Work task
In the entries that follow, the line with "Figure 2. Free" opens the range and the line with "Figure 3. The fit and the withheld run." closes it; repeat that range exactly, both lines included.

*** Opening of Records supplied ***

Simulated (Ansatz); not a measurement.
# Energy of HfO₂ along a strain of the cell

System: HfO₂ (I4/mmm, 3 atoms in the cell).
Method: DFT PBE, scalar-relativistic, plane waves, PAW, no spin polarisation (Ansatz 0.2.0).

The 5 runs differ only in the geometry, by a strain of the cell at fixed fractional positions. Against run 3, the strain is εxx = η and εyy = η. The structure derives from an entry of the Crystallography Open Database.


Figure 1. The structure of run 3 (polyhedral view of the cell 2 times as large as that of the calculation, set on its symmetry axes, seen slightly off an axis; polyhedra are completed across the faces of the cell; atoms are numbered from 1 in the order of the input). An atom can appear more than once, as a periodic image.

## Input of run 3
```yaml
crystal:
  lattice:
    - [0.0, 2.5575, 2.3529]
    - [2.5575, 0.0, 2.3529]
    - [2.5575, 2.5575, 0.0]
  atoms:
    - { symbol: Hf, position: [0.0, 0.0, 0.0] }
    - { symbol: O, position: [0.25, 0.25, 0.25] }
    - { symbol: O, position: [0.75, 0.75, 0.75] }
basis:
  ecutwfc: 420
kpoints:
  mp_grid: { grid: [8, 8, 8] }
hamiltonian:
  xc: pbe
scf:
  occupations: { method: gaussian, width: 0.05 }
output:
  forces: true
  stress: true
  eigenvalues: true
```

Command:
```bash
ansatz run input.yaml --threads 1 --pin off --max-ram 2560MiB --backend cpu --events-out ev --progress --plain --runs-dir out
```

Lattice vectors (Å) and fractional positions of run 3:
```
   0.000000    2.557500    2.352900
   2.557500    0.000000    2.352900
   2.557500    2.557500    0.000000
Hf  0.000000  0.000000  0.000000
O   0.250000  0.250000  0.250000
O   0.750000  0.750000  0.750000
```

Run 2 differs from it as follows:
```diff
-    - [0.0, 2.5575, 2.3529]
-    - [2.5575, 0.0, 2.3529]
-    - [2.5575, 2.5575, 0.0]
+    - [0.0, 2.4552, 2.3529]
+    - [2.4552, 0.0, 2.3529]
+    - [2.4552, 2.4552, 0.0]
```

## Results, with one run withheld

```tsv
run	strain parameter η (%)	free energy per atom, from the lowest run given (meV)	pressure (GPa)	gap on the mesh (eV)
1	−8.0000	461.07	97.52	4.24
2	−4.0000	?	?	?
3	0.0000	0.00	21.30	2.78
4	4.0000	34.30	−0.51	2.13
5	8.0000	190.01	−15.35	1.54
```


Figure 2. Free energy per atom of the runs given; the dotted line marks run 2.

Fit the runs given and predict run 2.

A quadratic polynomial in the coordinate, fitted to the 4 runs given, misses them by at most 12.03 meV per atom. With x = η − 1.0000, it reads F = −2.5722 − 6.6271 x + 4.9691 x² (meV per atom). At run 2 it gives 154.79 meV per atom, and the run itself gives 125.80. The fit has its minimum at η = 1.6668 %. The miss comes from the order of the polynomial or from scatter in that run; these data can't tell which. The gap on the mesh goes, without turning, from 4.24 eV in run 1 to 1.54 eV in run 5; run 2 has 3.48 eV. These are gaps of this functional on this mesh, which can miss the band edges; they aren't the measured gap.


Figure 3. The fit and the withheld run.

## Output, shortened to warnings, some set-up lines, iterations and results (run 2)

*** Close of Records supplied ***

Exercise response
Figure 2. Free energy per atom of the runs given; the dotted line marks run 2.

Fit the runs given and predict run 2.

A quadratic polynomial in the coordinate, fitted to the 4 runs given, misses them by at most 12.03 meV per atom. With x = η − 1.0000, it reads F = −2.5722 − 6.6271 x + 4.9691 x² (meV per atom). At run 2 it gives 154.79 meV per atom, and the run itself gives 125.80. The fit has its minimum at η = 1.6668 %. The miss comes from the order of the polynomial or from scatter in that run; these data can't tell which. The gap on the mesh goes, without turning, from 4.24 eV in run 1 to 1.54 eV in run 5; run 2 has 3.48 eV. These are gaps of this functional on this mesh, which can miss the band edges; they aren't the measured gap.


Figure 3. The fit and the withheld run.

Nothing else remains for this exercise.